═══ RECORDS SHOWN

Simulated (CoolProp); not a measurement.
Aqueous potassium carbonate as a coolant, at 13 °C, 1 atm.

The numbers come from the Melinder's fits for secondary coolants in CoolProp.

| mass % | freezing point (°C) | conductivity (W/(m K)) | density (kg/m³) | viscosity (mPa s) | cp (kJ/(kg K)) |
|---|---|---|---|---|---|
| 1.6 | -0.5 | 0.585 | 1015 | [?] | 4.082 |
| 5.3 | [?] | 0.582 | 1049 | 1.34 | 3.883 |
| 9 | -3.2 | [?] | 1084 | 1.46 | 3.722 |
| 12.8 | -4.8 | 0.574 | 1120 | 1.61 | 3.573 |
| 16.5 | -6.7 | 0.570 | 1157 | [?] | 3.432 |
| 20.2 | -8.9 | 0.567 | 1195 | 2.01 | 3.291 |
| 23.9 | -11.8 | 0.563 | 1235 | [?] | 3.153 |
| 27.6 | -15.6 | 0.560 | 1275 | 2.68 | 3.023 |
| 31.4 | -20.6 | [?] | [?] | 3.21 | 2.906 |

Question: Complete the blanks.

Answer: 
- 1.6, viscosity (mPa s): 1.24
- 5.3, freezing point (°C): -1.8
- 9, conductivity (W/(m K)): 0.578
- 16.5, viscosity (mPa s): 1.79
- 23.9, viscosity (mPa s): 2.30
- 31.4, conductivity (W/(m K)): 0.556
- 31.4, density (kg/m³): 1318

══════

(WORK ITEM)
Each line of the data has to be written out exactly as it appears.

(REPLY)
Simulated (CoolProp); not a measurement.
Aqueous potassium carbonate as a coolant, at 13 °C, 1 atm.

The numbers come from the Melinder's fits for secondary coolants in CoolProp.

| mass % | freezing point (°C) | conductivity (W/(m K)) | density (kg/m³) | viscosity (mPa s) | cp (kJ/(kg K)) |
|---|---|---|---|---|---|
| 1.6 | -0.5 | 0.585 | 1015 | [?] | 4.082 |
| 5.3 | [?] | 0.582 | 1049 | 1.34 | 3.883 |
| 9 | -3.2 | [?] | 1084 | 1.46 | 3.722 |
| 12.8 | -4.8 | 0.574 | 1120 | 1.61 | 3.573 |
| 16.5 | -6.7 | 0.570 | 1157 | [?] | 3.432 |
| 20.2 | -8.9 | 0.567 | 1195 | 2.01 | 3.291 |
| 23.9 | -11.8 | 0.563 | 1235 | [?] | 3.153 |
| 27.6 | -15.6 | 0.560 | 1275 | 2.68 | 3.023 |
| 31.4 | -20.6 | [?] | [?] | 3.21 | 2.906 |

Question: Complete the blanks.

Answer: 
- 1.6, viscosity (mPa s): 1.24
- 5.3, freezing point (°C): -1.8
- 9, conductivity (W/(m K)): 0.578
- 16.5, viscosity (mPa s): 1.79
- 23.9, viscosity (mPa s): 2.30
- 31.4, conductivity (W/(m K)): 0.556
- 31.4, density (kg/m³): 1318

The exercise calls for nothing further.